### DATASET EXCERPTS ###

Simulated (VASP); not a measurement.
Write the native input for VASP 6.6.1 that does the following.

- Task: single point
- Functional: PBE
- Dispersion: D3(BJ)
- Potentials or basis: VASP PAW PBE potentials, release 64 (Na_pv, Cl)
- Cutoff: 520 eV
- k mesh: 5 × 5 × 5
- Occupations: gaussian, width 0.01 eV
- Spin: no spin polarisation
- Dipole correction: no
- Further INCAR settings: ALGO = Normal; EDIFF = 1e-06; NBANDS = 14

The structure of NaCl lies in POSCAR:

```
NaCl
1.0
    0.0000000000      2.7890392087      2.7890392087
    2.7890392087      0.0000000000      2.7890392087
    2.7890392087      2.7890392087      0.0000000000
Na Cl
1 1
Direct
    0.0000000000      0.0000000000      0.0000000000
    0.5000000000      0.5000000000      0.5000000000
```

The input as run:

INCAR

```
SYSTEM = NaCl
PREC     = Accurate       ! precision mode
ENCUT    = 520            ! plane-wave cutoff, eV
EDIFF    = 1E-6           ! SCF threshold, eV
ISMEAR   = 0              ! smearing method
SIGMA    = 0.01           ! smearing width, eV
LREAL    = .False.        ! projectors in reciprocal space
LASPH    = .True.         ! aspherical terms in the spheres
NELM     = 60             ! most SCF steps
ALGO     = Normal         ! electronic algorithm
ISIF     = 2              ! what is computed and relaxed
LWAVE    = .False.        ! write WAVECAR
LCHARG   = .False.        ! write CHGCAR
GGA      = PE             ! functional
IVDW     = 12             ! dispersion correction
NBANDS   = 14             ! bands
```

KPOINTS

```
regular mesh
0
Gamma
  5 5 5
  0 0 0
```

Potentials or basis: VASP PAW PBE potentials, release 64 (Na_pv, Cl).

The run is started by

###

ACTION ITEM - Exactly the lines from the start of the entries through the one bearing "64 (Na_pv, Cl)." are to be output, with both ends included.

YOUR SOLUTION -
Simulated (VASP); not a measurement.
Write the native input for VASP 6.6.1 that does the following.

- Task: single point
- Functional: PBE
- Dispersion: D3(BJ)
- Potentials or basis: VASP PAW PBE potentials, release 64 (Na_pv, Cl)
- Cutoff: 520 eV
- k mesh: 5 × 5 × 5
- Occupations: gaussian, width 0.01 eV
- Spin: no spin polarisation
- Dipole correction: no
- Further INCAR settings: ALGO = Normal; EDIFF = 1e-06; NBANDS = 14

The structure of NaCl lies in POSCAR:

```
NaCl
1.0
    0.0000000000      2.7890392087      2.7890392087
    2.7890392087      0.0000000000      2.7890392087
    2.7890392087      2.7890392087      0.0000000000
Na Cl
1 1
Direct
    0.0000000000      0.0000000000      0.0000000000
    0.5000000000      0.5000000000      0.5000000000
```

The input as run:

INCAR

```
SYSTEM = NaCl
PREC     = Accurate       ! precision mode
ENCUT    = 520            ! plane-wave cutoff, eV
EDIFF    = 1E-6           ! SCF threshold, eV
ISMEAR   = 0              ! smearing method
SIGMA    = 0.01           ! smearing width, eV
LREAL    = .False.        ! projectors in reciprocal space
LASPH    = .True.         ! aspherical terms in the spheres
NELM     = 60             ! most SCF steps
ALGO     = Normal         ! electronic algorithm
ISIF     = 2              ! what is computed and relaxed
LWAVE    = .False.        ! write WAVECAR
LCHARG   = .False.        ! write CHGCAR
GGA      = PE             ! functional
IVDW     = 12             ! dispersion correction
NBANDS   = 14             ! bands
```

KPOINTS

```
regular mesh
0
Gamma
  5 5 5
  0 0 0
```

Potentials or basis: VASP PAW PBE potentials, release 64 (Na_pv, Cl).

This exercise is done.